=====
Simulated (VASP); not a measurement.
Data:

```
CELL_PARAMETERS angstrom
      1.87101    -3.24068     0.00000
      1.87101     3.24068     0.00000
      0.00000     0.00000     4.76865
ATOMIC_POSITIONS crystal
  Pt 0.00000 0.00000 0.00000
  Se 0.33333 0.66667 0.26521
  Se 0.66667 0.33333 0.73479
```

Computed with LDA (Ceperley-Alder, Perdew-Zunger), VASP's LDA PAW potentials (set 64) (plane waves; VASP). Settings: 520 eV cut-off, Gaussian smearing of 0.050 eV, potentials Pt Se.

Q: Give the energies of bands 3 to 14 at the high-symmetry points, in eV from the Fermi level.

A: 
=====

### Action item
Transcribe the material above in its entirety, precisely as written.

### Answer section
Simulated (VASP); not a measurement.
Data:

```
CELL_PARAMETERS angstrom
      1.87101    -3.24068     0.00000
      1.87101     3.24068     0.00000
      0.00000     0.00000     4.76865
ATOMIC_POSITIONS crystal
  Pt 0.00000 0.00000 0.00000
  Se 0.33333 0.66667 0.26521
  Se 0.66667 0.33333 0.73479
```

Computed with LDA (Ceperley-Alder, Perdew-Zunger), VASP's LDA PAW potentials (set 64) (plane waves; VASP). Settings: 520 eV cut-off, Gaussian smearing of 0.050 eV, potentials Pt Se.

Q: Give the energies of bands 3 to 14 at the high-symmetry points, in eV from the Fermi level.

A: 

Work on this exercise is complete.